= = = = =
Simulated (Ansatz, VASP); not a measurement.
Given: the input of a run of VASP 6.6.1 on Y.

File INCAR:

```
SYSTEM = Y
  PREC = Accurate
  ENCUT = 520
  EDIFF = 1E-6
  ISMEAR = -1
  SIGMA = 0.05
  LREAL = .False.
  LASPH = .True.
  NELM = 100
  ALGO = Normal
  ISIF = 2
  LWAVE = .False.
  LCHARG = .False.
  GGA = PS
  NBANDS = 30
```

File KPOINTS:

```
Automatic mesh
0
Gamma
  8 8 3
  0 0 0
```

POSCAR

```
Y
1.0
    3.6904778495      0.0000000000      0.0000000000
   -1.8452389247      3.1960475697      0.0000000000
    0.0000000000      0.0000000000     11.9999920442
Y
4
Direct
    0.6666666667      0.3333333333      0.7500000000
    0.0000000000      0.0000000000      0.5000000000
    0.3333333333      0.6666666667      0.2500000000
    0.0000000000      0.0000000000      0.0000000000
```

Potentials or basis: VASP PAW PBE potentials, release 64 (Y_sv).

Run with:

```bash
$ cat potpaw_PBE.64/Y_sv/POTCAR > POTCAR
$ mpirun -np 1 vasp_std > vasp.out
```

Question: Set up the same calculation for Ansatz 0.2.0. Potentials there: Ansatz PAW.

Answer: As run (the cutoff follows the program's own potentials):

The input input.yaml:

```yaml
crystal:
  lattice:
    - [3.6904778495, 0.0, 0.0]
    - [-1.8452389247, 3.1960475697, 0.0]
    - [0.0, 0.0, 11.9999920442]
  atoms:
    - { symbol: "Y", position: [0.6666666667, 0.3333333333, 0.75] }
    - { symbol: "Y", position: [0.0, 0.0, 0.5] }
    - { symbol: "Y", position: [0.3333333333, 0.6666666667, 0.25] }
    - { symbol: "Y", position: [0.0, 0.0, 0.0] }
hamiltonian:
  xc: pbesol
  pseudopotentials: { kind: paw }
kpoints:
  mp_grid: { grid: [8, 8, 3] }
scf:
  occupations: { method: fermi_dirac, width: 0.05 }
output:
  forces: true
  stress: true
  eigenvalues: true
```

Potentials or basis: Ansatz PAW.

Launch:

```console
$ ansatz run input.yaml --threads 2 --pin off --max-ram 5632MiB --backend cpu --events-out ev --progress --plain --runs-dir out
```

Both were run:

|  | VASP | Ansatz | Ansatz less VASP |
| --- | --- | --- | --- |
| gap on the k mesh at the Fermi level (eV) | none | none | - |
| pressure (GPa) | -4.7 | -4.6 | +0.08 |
= = = = =

Using the data above, transcribe the lines that run from the line with "Potentials or basis: VASP" to the line with "none | none | - |", both ends kept, and output nothing else.

→ WRITTEN RESPONSE
Potentials or basis: VASP PAW PBE potentials, release 64 (Y_sv).

Run with:

```bash
$ cat potpaw_PBE.64/Y_sv/POTCAR > POTCAR
$ mpirun -np 1 vasp_std > vasp.out
```

Question: Set up the same calculation for Ansatz 0.2.0. Potentials there: Ansatz PAW.

Answer: As run (the cutoff follows the program's own potentials):

The input input.yaml:

```yaml
crystal:
  lattice:
    - [3.6904778495, 0.0, 0.0]
    - [-1.8452389247, 3.1960475697, 0.0]
    - [0.0, 0.0, 11.9999920442]
  atoms:
    - { symbol: "Y", position: [0.6666666667, 0.3333333333, 0.75] }
    - { symbol: "Y", position: [0.0, 0.0, 0.5] }
    - { symbol: "Y", position: [0.3333333333, 0.6666666667, 0.25] }
    - { symbol: "Y", position: [0.0, 0.0, 0.0] }
hamiltonian:
  xc: pbesol
  pseudopotentials: { kind: paw }
kpoints:
  mp_grid: { grid: [8, 8, 3] }
scf:
  occupations: { method: fermi_dirac, width: 0.05 }
output:
  forces: true
  stress: true
  eigenvalues: true
```

Potentials or basis: Ansatz PAW.

Launch:

```console
$ ansatz run input.yaml --threads 2 --pin off --max-ram 5632MiB --backend cpu --events-out ev --progress --plain --runs-dir out
```

Both were run:

|  | VASP | Ansatz | Ansatz less VASP |
| --- | --- | --- | --- |
| gap on the k mesh at the Fermi level (eV) | none | none | - |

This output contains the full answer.